■ **Task item**
Your answer must consist solely of the lines from the start of the entries below through the line with "Where the default", unchanged.

■ **Listed entries**

━━━

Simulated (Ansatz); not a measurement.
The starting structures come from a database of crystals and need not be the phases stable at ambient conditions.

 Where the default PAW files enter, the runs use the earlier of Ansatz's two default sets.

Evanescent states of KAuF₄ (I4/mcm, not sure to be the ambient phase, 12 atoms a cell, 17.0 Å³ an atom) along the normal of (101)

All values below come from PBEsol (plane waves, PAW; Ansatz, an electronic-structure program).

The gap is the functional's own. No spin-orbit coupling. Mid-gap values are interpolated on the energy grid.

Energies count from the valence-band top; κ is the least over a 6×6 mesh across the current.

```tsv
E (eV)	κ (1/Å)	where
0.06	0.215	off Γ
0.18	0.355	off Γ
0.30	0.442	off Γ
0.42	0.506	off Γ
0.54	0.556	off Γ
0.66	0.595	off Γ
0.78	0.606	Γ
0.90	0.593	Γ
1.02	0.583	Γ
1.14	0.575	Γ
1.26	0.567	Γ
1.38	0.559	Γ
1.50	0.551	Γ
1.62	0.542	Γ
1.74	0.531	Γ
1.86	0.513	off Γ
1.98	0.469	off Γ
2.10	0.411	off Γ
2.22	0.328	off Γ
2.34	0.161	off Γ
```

━━━

■ **Exercise answer**
Simulated (Ansatz); not a measurement.
The starting structures come from a database of crystals and need not be the phases stable at ambient conditions.

 Where the default PAW files enter, the runs use the earlier of Ansatz's two default sets.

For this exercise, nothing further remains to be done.